INFORMATION: Begin

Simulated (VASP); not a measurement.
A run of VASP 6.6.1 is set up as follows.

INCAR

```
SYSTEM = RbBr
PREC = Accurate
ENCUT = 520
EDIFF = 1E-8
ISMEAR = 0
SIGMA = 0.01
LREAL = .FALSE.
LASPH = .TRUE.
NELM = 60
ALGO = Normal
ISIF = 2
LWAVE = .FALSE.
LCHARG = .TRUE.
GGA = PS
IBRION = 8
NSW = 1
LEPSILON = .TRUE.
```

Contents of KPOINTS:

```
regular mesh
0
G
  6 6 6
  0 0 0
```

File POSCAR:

INFORMATION: End

--- BRIEF ---
The full listing should be duplicated exactly, line by line.

--- TASK RESPONSE ---
Simulated (VASP); not a measurement.
A run of VASP 6.6.1 is set up as follows.

INCAR

```
SYSTEM = RbBr
PREC = Accurate
ENCUT = 520
EDIFF = 1E-8
ISMEAR = 0
SIGMA = 0.01
LREAL = .FALSE.
LASPH = .TRUE.
NELM = 60
ALGO = Normal
ISIF = 2
LWAVE = .FALSE.
LCHARG = .TRUE.
GGA = PS
IBRION = 8
NSW = 1
LEPSILON = .TRUE.
```

Contents of KPOINTS:

```
regular mesh
0
G
  6 6 6
  0 0 0
```

File POSCAR:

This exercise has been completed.